**Activity**
An exact copy of the listing is required.

**Source information**
= = = =
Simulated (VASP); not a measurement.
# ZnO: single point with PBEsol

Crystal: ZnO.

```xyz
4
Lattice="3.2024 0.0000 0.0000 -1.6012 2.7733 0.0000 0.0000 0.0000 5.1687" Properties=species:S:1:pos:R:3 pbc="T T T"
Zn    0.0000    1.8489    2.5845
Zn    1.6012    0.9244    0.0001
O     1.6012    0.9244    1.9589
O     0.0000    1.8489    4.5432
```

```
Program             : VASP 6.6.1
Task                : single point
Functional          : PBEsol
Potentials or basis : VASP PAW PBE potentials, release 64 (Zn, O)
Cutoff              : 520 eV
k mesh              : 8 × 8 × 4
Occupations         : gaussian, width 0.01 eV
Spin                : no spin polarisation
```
= = = =

**Answer box**
Simulated (VASP); not a measurement.
# ZnO: single point with PBEsol

Crystal: ZnO.

```xyz
4
Lattice="3.2024 0.0000 0.0000 -1.6012 2.7733 0.0000 0.0000 0.0000 5.1687" Properties=species:S:1:pos:R:3 pbc="T T T"
Zn    0.0000    1.8489    2.5845
Zn    1.6012    0.9244    0.0001
O     1.6012    0.9244    1.9589
O     0.0000    1.8489    4.5432
```

```
Program             : VASP 6.6.1
Task                : single point
Functional          : PBEsol
Potentials or basis : VASP PAW PBE potentials, release 64 (Zn, O)
Cutoff              : 520 eV
k mesh              : 8 × 8 × 4
Occupations         : gaussian, width 0.01 eV
Spin                : no spin polarisation
```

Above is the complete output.